*DATA EXTRACTS:*
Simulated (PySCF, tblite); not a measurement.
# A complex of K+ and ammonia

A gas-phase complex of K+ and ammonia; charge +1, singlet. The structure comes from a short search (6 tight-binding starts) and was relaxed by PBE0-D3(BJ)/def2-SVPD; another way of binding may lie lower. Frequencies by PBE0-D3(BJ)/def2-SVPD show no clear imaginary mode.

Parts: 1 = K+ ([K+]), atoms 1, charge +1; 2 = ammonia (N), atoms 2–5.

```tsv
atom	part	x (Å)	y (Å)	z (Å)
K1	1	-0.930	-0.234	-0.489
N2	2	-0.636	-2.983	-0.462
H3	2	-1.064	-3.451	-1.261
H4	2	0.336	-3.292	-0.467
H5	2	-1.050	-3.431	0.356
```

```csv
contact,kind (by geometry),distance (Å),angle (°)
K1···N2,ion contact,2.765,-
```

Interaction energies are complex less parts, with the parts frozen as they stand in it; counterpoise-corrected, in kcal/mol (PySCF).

*ACTIVITY:* Repeat each line of the data exactly, missing none.

*EXERCISE SOLUTION:*
Simulated (PySCF, tblite); not a measurement.
# A complex of K+ and ammonia

A gas-phase complex of K+ and ammonia; charge +1, singlet. The structure comes from a short search (6 tight-binding starts) and was relaxed by PBE0-D3(BJ)/def2-SVPD; another way of binding may lie lower. Frequencies by PBE0-D3(BJ)/def2-SVPD show no clear imaginary mode.

Parts: 1 = K+ ([K+]), atoms 1, charge +1; 2 = ammonia (N), atoms 2–5.

```tsv
atom	part	x (Å)	y (Å)	z (Å)
K1	1	-0.930	-0.234	-0.489
N2	2	-0.636	-2.983	-0.462
H3	2	-1.064	-3.451	-1.261
H4	2	0.336	-3.292	-0.467
H5	2	-1.050	-3.431	0.356
```

```csv
contact,kind (by geometry),distance (Å),angle (°)
K1···N2,ion contact,2.765,-
```

Interaction energies are complex less parts, with the parts frozen as they stand in it; counterpoise-corrected, in kcal/mol (PySCF).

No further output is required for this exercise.